WORK ITEM » The listing below holds a line with "Q: How do energy, volume" and a line with "A: Over 28 steps". Reproduce those two lines exactly, plus everything between them.

RECORD EXTRACTS »
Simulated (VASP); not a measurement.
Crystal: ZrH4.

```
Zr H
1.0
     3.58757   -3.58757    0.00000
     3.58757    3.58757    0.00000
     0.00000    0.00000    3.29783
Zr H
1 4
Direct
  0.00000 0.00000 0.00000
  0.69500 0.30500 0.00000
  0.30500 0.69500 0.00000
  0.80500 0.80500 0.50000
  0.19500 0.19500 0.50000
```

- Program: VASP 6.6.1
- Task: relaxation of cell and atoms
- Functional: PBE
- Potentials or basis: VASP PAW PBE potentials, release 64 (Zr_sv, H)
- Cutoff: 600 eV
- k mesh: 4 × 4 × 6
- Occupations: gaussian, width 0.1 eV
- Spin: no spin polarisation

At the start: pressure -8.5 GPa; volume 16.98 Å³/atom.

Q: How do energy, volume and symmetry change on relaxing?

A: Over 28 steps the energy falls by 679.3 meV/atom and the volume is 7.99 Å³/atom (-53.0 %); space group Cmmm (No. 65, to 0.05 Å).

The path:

SOLUTION »
Q: How do energy, volume and symmetry change on relaxing?

A: Over 28 steps the energy falls by 679.3 meV/atom and the volume is 7.99 Å³/atom (-53.0 %); space group Cmmm (No. 65, to 0.05 Å).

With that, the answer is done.